REQUIREMENT:
Please output the entries below exactly as they are.

ENTRIES SHOWN:
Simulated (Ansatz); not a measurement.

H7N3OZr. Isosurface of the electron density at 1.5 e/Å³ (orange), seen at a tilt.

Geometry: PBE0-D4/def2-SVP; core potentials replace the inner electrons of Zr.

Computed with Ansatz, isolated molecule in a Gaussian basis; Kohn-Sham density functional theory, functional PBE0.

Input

WRITTEN REPLY:
Simulated (Ansatz); not a measurement.

H7N3OZr. Isosurface of the electron density at 1.5 e/Å³ (orange), seen at a tilt.

Geometry: PBE0-D4/def2-SVP; core potentials replace the inner electrons of Zr.

Computed with Ansatz, isolated molecule in a Gaussian basis; Kohn-Sham density functional theory, functional PBE0.

Input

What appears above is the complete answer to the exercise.